Segment Open

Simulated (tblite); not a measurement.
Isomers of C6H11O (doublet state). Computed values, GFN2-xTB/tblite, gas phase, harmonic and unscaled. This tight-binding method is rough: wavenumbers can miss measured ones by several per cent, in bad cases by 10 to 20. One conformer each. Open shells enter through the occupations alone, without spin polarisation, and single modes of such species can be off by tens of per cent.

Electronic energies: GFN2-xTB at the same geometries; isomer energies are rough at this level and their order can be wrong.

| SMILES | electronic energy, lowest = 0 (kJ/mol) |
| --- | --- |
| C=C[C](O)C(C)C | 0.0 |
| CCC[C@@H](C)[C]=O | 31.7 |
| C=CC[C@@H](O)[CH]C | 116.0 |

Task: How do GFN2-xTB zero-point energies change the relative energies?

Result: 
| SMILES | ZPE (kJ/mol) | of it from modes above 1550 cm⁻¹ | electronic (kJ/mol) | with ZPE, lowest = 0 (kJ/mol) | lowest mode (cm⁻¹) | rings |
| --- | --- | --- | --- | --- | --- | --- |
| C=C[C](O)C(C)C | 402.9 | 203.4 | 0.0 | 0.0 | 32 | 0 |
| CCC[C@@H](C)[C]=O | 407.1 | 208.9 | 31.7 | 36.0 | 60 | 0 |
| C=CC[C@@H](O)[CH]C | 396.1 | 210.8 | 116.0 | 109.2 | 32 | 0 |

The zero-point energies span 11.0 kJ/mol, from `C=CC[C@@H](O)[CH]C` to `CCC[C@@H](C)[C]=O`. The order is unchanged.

Segment Closed

Work request: In the entries above, restate word for word the lines between the one holding "36.0 | 60 | 0 |" and the one holding "109.2 | 32 | 0 |", inclusive, and nothing besides.

Your solution:
| CCC[C@@H](C)[C]=O | 407.1 | 208.9 | 31.7 | 36.0 | 60 | 0 |
| C=CC[C@@H](O)[CH]C | 396.1 | 210.8 | 116.0 | 109.2 | 32 | 0 |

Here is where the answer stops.